[Data for analysis]
◆ ◆ ◆ ◆ ◆ ◆ ◆

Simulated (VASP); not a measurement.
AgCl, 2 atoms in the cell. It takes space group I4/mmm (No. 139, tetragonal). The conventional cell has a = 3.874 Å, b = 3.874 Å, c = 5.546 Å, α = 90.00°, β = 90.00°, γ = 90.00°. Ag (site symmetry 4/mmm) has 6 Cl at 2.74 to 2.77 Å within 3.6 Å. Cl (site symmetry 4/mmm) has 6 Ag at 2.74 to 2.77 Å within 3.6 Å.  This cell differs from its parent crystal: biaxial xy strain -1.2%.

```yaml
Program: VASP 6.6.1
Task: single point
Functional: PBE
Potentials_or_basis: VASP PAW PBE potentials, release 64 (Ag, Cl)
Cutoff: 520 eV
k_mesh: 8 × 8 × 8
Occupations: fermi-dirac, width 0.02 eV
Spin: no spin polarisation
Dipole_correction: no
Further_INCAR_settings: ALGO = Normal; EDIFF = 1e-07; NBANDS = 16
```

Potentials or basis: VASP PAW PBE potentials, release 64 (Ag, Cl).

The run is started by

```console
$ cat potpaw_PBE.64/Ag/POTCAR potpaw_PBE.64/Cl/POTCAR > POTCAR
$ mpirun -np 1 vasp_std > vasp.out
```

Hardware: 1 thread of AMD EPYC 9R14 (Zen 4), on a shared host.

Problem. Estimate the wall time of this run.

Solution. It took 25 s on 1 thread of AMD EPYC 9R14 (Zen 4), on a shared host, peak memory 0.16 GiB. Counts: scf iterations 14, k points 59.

◆ ◆ ◆ ◆ ◆ ◆ ◆

[Task item]
From the records above, copy out the line with "Hardware: 1 thread", the line with "Problem. Estimate the wall time of this run.", and every line between them, word for word.

[Exercise output]
Hardware: 1 thread of AMD EPYC 9R14 (Zen 4), on a shared host.

Problem. Estimate the wall time of this run.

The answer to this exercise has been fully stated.